ACTIVITY:
Transcribe, word for word, every record in the data below.

-----

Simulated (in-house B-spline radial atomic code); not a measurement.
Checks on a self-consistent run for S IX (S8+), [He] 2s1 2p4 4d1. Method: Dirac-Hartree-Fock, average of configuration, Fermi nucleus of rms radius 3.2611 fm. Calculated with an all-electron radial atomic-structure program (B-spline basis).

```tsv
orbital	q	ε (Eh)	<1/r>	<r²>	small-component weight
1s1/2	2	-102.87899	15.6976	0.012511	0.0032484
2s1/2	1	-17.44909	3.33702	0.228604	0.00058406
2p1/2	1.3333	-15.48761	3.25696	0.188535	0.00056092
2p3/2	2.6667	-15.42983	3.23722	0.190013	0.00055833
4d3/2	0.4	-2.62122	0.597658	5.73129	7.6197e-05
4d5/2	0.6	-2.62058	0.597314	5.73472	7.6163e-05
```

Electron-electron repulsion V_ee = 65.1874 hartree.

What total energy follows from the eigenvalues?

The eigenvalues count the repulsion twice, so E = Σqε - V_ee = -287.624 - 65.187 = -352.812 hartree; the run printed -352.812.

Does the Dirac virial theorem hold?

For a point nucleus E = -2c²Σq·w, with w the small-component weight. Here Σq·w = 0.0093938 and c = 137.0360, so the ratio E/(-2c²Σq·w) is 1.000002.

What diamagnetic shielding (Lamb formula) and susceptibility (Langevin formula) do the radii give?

-----

TASK ANSWER:
Simulated (in-house B-spline radial atomic code); not a measurement.
Checks on a self-consistent run for S IX (S8+), [He] 2s1 2p4 4d1. Method: Dirac-Hartree-Fock, average of configuration, Fermi nucleus of rms radius 3.2611 fm. Calculated with an all-electron radial atomic-structure program (B-spline basis).

```tsv
orbital	q	ε (Eh)	<1/r>	<r²>	small-component weight
1s1/2	2	-102.87899	15.6976	0.012511	0.0032484
2s1/2	1	-17.44909	3.33702	0.228604	0.00058406
2p1/2	1.3333	-15.48761	3.25696	0.188535	0.00056092
2p3/2	2.6667	-15.42983	3.23722	0.190013	0.00055833
4d3/2	0.4	-2.62122	0.597658	5.73129	7.6197e-05
4d5/2	0.6	-2.62058	0.597314	5.73472	7.6163e-05
```

Electron-electron repulsion V_ee = 65.1874 hartree.

What total energy follows from the eigenvalues?

The eigenvalues count the repulsion twice, so E = Σqε - V_ee = -287.624 - 65.187 = -352.812 hartree; the run printed -352.812.

Does the Dirac virial theorem hold?

For a point nucleus E = -2c²Σq·w, with w the small-component weight. Here Σq·w = 0.0093938 and c = 137.0360, so the ratio E/(-2c²Σq·w) is 1.000002.

What diamagnetic shielding (Lamb formula) and susceptibility (Langevin formula) do the radii give?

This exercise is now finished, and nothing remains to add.